________________
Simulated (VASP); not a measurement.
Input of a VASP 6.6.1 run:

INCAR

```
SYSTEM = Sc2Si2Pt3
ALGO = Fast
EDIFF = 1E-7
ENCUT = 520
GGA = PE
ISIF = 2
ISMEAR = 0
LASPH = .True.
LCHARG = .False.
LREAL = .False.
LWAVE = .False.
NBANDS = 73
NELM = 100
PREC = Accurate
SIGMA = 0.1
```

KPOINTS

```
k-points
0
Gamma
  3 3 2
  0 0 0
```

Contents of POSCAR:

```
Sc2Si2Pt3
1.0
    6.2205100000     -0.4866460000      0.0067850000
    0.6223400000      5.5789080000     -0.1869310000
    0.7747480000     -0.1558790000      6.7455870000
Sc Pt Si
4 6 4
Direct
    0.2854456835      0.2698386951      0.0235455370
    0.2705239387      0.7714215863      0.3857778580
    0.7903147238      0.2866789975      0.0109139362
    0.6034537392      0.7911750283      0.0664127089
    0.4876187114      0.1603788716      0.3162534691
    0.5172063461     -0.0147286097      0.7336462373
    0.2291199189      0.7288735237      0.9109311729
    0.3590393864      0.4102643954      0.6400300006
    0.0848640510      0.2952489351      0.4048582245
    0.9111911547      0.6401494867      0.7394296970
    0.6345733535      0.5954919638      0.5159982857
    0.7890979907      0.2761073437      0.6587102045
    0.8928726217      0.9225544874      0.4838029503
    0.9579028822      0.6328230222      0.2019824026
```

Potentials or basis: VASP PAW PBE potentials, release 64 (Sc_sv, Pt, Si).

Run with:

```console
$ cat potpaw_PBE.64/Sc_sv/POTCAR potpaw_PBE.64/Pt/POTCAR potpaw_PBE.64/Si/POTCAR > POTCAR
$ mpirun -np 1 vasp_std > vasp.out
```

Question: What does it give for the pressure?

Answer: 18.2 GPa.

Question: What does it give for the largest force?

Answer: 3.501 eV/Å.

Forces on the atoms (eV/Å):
________________

> Activity: Referring to the material above, set down exactly the lines between the line with "Question: What does it give for the pressure?" and the line with "Answer: 3.501 eV/Å.", inclusive, and no other lines.

> Your solution:
Question: What does it give for the pressure?

Answer: 18.2 GPa.

Question: What does it give for the largest force?

Answer: 3.501 eV/Å.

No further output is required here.